### Action item
Where the line containing "The structure is" appears, end your copy; everything from the first line of the records below up to and including it must be reproduced exactly.

### Given records
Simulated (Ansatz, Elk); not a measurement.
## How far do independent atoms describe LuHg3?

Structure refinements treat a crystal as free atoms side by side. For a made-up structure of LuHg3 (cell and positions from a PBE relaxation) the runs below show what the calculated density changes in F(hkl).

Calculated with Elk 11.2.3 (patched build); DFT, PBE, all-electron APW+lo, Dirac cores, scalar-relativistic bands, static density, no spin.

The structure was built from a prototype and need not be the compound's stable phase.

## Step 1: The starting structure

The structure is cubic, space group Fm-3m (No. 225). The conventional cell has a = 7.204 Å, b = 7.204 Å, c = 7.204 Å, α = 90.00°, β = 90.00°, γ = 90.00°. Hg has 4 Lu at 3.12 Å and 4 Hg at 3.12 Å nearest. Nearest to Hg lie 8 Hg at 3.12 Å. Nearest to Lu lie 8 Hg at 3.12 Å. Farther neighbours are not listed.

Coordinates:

### Problem solution
Simulated (Ansatz, Elk); not a measurement.
## How far do independent atoms describe LuHg3?

Structure refinements treat a crystal as free atoms side by side. For a made-up structure of LuHg3 (cell and positions from a PBE relaxation) the runs below show what the calculated density changes in F(hkl).

Calculated with Elk 11.2.3 (patched build); DFT, PBE, all-electron APW+lo, Dirac cores, scalar-relativistic bands, static density, no spin.

The structure was built from a prototype and need not be the compound's stable phase.

## Step 1: The starting structure

The structure is cubic, space group Fm-3m (No. 225). The conventional cell has a = 7.204 Å, b = 7.204 Å, c = 7.204 Å, α = 90.00°, β = 90.00°, γ = 90.00°. Hg has 4 Lu at 3.12 Å and 4 Hg at 3.12 Å nearest. Nearest to Hg lie 8 Hg at 3.12 Å. Nearest to Lu lie 8 Hg at 3.12 Å. Farther neighbours are not listed.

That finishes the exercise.